Recorded data:
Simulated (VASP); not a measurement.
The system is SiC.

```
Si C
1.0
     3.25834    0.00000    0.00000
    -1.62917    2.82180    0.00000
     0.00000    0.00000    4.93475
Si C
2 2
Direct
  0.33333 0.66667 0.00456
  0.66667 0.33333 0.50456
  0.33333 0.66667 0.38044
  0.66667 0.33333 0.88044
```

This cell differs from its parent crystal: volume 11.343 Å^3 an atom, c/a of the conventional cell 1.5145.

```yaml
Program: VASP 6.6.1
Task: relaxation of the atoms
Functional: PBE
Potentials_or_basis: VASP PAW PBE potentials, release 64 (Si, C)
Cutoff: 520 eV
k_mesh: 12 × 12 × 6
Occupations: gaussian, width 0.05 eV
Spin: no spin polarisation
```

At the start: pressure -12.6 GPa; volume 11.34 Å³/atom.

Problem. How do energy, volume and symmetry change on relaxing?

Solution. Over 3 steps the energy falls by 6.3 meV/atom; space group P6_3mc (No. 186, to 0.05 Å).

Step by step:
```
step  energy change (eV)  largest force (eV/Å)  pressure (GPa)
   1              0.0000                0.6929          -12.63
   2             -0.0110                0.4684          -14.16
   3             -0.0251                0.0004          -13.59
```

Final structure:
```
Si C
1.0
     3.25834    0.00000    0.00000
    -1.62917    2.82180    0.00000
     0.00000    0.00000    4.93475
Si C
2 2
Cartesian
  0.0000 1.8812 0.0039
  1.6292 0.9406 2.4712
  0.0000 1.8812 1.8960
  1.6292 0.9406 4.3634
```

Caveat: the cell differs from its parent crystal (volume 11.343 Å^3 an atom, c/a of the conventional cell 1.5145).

Exercise: All lines from the beginning of the listing through the one with "Problem. How do" are to be restated word for word, and only those.

Exercise result:
Simulated (VASP); not a measurement.
The system is SiC.

```
Si C
1.0
     3.25834    0.00000    0.00000
    -1.62917    2.82180    0.00000
     0.00000    0.00000    4.93475
Si C
2 2
Direct
  0.33333 0.66667 0.00456
  0.66667 0.33333 0.50456
  0.33333 0.66667 0.38044
  0.66667 0.33333 0.88044
```

This cell differs from its parent crystal: volume 11.343 Å^3 an atom, c/a of the conventional cell 1.5145.

```yaml
Program: VASP 6.6.1
Task: relaxation of the atoms
Functional: PBE
Potentials_or_basis: VASP PAW PBE potentials, release 64 (Si, C)
Cutoff: 520 eV
k_mesh: 12 × 12 × 6
Occupations: gaussian, width 0.05 eV
Spin: no spin polarisation
```

At the start: pressure -12.6 GPa; volume 11.34 Å³/atom.

Problem. How do energy, volume and symmetry change on relaxing?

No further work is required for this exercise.